◆ ◆ ◆ ◆ ◆ ◆ ◆
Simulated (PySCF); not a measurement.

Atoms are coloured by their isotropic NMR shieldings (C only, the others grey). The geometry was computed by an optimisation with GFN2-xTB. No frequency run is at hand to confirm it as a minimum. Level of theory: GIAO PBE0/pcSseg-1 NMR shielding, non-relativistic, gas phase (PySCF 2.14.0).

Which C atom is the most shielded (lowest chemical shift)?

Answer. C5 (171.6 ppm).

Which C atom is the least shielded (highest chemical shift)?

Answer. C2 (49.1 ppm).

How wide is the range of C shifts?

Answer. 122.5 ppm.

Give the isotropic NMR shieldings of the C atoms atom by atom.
◆ ◆ ◆ ◆ ◆ ◆ ◆

**REQUIRED ACTION**. Write down the full listing again, exactly.

**TASK SOLUTION**.
Simulated (PySCF); not a measurement.

Atoms are coloured by their isotropic NMR shieldings (C only, the others grey). The geometry was computed by an optimisation with GFN2-xTB. No frequency run is at hand to confirm it as a minimum. Level of theory: GIAO PBE0/pcSseg-1 NMR shielding, non-relativistic, gas phase (PySCF 2.14.0).

Which C atom is the most shielded (lowest chemical shift)?

Answer. C5 (171.6 ppm).

Which C atom is the least shielded (highest chemical shift)?

Answer. C2 (49.1 ppm).

How wide is the range of C shifts?

Answer. 122.5 ppm.

Give the isotropic NMR shieldings of the C atoms atom by atom.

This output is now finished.